The data ▸
━━━━
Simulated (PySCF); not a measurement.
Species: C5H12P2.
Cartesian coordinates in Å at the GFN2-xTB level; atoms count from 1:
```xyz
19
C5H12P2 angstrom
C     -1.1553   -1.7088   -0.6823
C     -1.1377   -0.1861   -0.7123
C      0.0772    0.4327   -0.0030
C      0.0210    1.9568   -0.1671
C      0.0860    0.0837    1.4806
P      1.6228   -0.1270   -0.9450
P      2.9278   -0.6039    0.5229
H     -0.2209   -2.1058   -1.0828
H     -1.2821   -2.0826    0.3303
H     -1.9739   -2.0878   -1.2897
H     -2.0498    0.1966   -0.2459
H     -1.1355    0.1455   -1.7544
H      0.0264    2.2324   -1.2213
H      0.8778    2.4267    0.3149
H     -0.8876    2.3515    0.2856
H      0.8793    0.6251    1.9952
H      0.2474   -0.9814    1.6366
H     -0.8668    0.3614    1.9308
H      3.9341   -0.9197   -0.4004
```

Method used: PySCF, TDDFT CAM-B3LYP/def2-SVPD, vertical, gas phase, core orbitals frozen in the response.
━━━━

Brief ▸ Output the entire listing exactly as written.

Exercise solution ▸
Simulated (PySCF); not a measurement.
Species: C5H12P2.
Cartesian coordinates in Å at the GFN2-xTB level; atoms count from 1:
```xyz
19
C5H12P2 angstrom
C     -1.1553   -1.7088   -0.6823
C     -1.1377   -0.1861   -0.7123
C      0.0772    0.4327   -0.0030
C      0.0210    1.9568   -0.1671
C      0.0860    0.0837    1.4806
P      1.6228   -0.1270   -0.9450
P      2.9278   -0.6039    0.5229
H     -0.2209   -2.1058   -1.0828
H     -1.2821   -2.0826    0.3303
H     -1.9739   -2.0878   -1.2897
H     -2.0498    0.1966   -0.2459
H     -1.1355    0.1455   -1.7544
H      0.0264    2.2324   -1.2213
H      0.8778    2.4267    0.3149
H     -0.8876    2.3515    0.2856
H      0.8793    0.6251    1.9952
H      0.2474   -0.9814    1.6366
H     -0.8668    0.3614    1.9308
H      3.9341   -0.9197   -0.4004
```

Method used: PySCF, TDDFT CAM-B3LYP/def2-SVPD, vertical, gas phase, core orbitals frozen in the response.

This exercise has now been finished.